Print the first line of the data below and every one after it, through the line containing "Charge states of", exactly as written.

— Provided information —
▼▼▼
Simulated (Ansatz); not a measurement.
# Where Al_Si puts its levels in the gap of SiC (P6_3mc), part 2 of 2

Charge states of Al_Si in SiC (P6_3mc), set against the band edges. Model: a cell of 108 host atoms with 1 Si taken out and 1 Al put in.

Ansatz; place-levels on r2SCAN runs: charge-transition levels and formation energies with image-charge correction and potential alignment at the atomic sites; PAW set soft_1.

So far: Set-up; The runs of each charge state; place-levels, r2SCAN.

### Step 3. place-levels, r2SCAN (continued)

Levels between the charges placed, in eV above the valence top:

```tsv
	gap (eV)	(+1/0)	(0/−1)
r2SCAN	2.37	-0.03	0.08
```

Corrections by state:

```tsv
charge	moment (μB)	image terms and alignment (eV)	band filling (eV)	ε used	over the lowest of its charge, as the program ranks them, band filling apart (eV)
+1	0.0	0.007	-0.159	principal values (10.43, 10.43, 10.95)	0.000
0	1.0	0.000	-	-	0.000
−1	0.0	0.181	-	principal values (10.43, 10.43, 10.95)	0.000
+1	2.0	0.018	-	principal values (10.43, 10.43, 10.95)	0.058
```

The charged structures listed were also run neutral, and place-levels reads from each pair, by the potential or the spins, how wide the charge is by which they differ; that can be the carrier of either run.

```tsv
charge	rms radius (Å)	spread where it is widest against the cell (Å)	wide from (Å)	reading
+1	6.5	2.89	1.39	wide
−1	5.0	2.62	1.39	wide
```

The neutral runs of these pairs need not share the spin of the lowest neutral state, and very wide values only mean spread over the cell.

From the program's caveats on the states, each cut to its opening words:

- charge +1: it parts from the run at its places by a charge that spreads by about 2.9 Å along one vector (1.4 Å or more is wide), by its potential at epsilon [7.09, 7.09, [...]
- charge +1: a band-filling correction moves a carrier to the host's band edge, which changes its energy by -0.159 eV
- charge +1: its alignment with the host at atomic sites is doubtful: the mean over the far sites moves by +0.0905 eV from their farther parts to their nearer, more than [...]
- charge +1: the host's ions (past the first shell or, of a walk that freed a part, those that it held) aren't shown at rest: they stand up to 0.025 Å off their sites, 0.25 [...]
▲▲▲

— Exercise output —
Simulated (Ansatz); not a measurement.
# Where Al_Si puts its levels in the gap of SiC (P6_3mc), part 2 of 2

Charge states of Al_Si in SiC (P6_3mc), set against the band edges. Model: a cell of 108 host atoms with 1 Si taken out and 1 Al put in.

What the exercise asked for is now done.